(Beginning of Given records)
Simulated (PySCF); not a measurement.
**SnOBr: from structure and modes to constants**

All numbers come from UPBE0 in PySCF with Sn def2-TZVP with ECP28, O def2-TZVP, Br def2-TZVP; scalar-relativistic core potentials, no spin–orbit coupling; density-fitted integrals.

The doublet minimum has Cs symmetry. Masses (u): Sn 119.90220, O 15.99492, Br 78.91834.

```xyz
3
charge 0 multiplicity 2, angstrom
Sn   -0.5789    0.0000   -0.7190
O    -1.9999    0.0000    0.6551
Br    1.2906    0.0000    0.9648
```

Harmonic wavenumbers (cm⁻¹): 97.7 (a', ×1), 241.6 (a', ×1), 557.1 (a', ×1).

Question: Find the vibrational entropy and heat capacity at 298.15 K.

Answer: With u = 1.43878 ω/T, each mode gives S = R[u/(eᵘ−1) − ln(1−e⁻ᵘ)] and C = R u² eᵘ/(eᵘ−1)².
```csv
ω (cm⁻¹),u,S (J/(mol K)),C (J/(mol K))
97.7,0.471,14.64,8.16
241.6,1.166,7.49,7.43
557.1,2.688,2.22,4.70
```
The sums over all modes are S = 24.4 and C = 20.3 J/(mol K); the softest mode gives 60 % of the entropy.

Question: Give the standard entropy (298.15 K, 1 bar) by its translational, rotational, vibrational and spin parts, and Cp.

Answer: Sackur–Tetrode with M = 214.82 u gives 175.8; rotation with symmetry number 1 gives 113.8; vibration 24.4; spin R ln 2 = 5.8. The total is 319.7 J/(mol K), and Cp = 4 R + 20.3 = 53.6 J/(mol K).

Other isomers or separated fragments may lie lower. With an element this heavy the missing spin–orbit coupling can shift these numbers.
(End of Given records)

**Exercise**
Return, exactly as they stand, the lines from the start of the records above through the line with "All numbers come", both ends included, and no other lines.

**Task result**
Simulated (PySCF); not a measurement.
**SnOBr: from structure and modes to constants**

All numbers come from UPBE0 in PySCF with Sn def2-TZVP with ECP28, O def2-TZVP, Br def2-TZVP; scalar-relativistic core potentials, no spin–orbit coupling; density-fitted integrals.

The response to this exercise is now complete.